From the first entry to the last, repeat the listing exactly.

---------- Listed entries ----------
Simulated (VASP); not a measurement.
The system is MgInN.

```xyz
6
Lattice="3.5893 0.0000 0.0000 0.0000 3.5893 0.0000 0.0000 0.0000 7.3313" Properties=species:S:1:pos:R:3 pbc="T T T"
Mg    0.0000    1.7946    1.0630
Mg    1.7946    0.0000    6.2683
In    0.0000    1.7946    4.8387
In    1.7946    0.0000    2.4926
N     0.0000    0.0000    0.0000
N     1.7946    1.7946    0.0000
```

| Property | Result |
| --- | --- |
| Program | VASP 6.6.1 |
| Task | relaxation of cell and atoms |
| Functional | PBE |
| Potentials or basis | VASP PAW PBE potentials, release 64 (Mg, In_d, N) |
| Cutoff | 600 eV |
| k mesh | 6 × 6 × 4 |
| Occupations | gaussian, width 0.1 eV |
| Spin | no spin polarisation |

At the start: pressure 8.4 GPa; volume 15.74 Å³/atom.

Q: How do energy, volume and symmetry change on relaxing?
----------

Written solution:
Simulated (VASP); not a measurement.
The system is MgInN.

```xyz
6
Lattice="3.5893 0.0000 0.0000 0.0000 3.5893 0.0000 0.0000 0.0000 7.3313" Properties=species:S:1:pos:R:3 pbc="T T T"
Mg    0.0000    1.7946    1.0630
Mg    1.7946    0.0000    6.2683
In    0.0000    1.7946    4.8387
In    1.7946    0.0000    2.4926
N     0.0000    0.0000    0.0000
N     1.7946    1.7946    0.0000
```

| Property | Result |
| --- | --- |
| Program | VASP 6.6.1 |
| Task | relaxation of cell and atoms |
| Functional | PBE |
| Potentials or basis | VASP PAW PBE potentials, release 64 (Mg, In_d, N) |
| Cutoff | 600 eV |
| k mesh | 6 × 6 × 4 |
| Occupations | gaussian, width 0.1 eV |
| Spin | no spin polarisation |

At the start: pressure 8.4 GPa; volume 15.74 Å³/atom.

Q: How do energy, volume and symmetry change on relaxing?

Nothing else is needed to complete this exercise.